Entries provided Start Marker

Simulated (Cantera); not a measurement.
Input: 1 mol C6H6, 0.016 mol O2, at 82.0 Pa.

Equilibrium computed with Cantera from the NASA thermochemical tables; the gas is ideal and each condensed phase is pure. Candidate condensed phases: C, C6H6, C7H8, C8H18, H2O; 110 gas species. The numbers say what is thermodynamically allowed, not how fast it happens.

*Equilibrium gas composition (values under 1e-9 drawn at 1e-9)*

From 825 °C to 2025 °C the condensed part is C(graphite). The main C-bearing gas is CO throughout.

Entries provided End Marker

■ **Assigned task**: Write out only the lines from the very start of the entries above to the line that includes "Equilibrium computed with", both ends included, each one unchanged.

■ **Task result**:
Simulated (Cantera); not a measurement.
Input: 1 mol C6H6, 0.016 mol O2, at 82.0 Pa.

Equilibrium computed with Cantera from the NASA thermochemical tables; the gas is ideal and each condensed phase is pure. Candidate condensed phases: C, C6H6, C7H8, C8H18, H2O; 110 gas species. The numbers say what is thermodynamically allowed, not how fast it happens.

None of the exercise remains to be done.